| RECORD EXCERPTS |
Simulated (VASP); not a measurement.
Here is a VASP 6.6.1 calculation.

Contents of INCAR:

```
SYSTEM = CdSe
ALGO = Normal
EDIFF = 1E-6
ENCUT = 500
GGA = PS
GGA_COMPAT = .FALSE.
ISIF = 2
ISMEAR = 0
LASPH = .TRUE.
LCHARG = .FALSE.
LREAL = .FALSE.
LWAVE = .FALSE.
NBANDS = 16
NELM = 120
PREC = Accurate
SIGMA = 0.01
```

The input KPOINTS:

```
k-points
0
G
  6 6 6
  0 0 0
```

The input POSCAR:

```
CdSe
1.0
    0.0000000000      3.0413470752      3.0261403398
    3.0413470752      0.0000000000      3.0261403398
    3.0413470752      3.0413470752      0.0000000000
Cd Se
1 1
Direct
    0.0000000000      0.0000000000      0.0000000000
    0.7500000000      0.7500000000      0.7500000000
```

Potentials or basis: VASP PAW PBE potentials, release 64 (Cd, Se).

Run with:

| WORK INSTRUCTION |
Once you have read the entries, repeat them all exactly.

| TASK RESULT |
Simulated (VASP); not a measurement.
Here is a VASP 6.6.1 calculation.

Contents of INCAR:

```
SYSTEM = CdSe
ALGO = Normal
EDIFF = 1E-6
ENCUT = 500
GGA = PS
GGA_COMPAT = .FALSE.
ISIF = 2
ISMEAR = 0
LASPH = .TRUE.
LCHARG = .FALSE.
LREAL = .FALSE.
LWAVE = .FALSE.
NBANDS = 16
NELM = 120
PREC = Accurate
SIGMA = 0.01
```

The input KPOINTS:

```
k-points
0
G
  6 6 6
  0 0 0
```

The input POSCAR:

```
CdSe
1.0
    0.0000000000      3.0413470752      3.0261403398
    3.0413470752      0.0000000000      3.0261403398
    3.0413470752      3.0413470752      0.0000000000
Cd Se
1 1
Direct
    0.0000000000      0.0000000000      0.0000000000
    0.7500000000      0.7500000000      0.7500000000
```

Potentials or basis: VASP PAW PBE potentials, release 64 (Cd, Se).

Run with:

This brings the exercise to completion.